Activity
Please retype the listing below without a single change.

*** Opening Information provided ***

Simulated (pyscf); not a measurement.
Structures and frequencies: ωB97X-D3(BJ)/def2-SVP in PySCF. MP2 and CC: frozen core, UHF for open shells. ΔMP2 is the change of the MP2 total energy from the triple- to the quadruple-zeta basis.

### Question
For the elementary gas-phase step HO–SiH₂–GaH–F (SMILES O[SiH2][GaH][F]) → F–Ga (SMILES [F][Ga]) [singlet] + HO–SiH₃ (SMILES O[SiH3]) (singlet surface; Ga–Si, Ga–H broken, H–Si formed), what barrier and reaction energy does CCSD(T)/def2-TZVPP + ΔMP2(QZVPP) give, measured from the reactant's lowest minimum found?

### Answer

*** Closing Information provided ***

Answer section
Simulated (pyscf); not a measurement.
Structures and frequencies: ωB97X-D3(BJ)/def2-SVP in PySCF. MP2 and CC: frozen core, UHF for open shells. ΔMP2 is the change of the MP2 total energy from the triple- to the quadruple-zeta basis.

### Question
For the elementary gas-phase step HO–SiH₂–GaH–F (SMILES O[SiH2][GaH][F]) → F–Ga (SMILES [F][Ga]) [singlet] + HO–SiH₃ (SMILES O[SiH3]) (singlet surface; Ga–Si, Ga–H broken, H–Si formed), what barrier and reaction energy does CCSD(T)/def2-TZVPP + ΔMP2(QZVPP) give, measured from the reactant's lowest minimum found?

### Answer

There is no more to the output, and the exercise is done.